Reproduce the listing that follows, unchanged and complete.

** Opening DATA EXTRACT block **
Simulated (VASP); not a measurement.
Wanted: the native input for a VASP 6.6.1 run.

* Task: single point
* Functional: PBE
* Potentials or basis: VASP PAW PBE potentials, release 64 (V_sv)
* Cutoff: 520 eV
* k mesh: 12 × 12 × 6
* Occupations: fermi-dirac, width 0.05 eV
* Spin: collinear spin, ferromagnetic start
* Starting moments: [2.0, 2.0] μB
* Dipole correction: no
** Closing DATA EXTRACT block **

ANSWER BOX
Simulated (VASP); not a measurement.
Wanted: the native input for a VASP 6.6.1 run.

* Task: single point
* Functional: PBE
* Potentials or basis: VASP PAW PBE potentials, release 64 (V_sv)
* Cutoff: 520 eV
* k mesh: 12 × 12 × 6
* Occupations: fermi-dirac, width 0.05 eV
* Spin: collinear spin, ferromagnetic start
* Starting moments: [2.0, 2.0] μB
* Dipole correction: no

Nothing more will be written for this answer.